Restate word for word the lines that begin the listing and end with the line holding "Task: The run".

§ **Given data**
::::

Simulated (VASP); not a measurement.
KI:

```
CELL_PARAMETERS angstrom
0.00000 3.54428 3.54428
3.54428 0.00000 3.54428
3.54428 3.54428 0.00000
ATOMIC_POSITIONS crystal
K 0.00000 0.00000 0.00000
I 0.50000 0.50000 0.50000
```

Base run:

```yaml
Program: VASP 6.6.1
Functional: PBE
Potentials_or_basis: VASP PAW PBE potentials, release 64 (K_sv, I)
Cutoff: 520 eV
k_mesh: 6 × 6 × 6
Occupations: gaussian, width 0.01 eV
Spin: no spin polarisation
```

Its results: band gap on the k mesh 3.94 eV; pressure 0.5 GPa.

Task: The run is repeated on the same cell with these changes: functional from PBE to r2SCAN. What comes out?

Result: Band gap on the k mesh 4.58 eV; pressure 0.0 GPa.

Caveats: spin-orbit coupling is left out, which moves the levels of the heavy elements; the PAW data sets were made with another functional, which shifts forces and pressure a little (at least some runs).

::::

§ **Exercise solution**
Simulated (VASP); not a measurement.
KI:

```
CELL_PARAMETERS angstrom
0.00000 3.54428 3.54428
3.54428 0.00000 3.54428
3.54428 3.54428 0.00000
ATOMIC_POSITIONS crystal
K 0.00000 0.00000 0.00000
I 0.50000 0.50000 0.50000
```

Base run:

```yaml
Program: VASP 6.6.1
Functional: PBE
Potentials_or_basis: VASP PAW PBE potentials, release 64 (K_sv, I)
Cutoff: 520 eV
k_mesh: 6 × 6 × 6
Occupations: gaussian, width 0.01 eV
Spin: no spin polarisation
```

Its results: band gap on the k mesh 3.94 eV; pressure 0.5 GPa.

Task: The run is repeated on the same cell with these changes: functional from PBE to r2SCAN. What comes out?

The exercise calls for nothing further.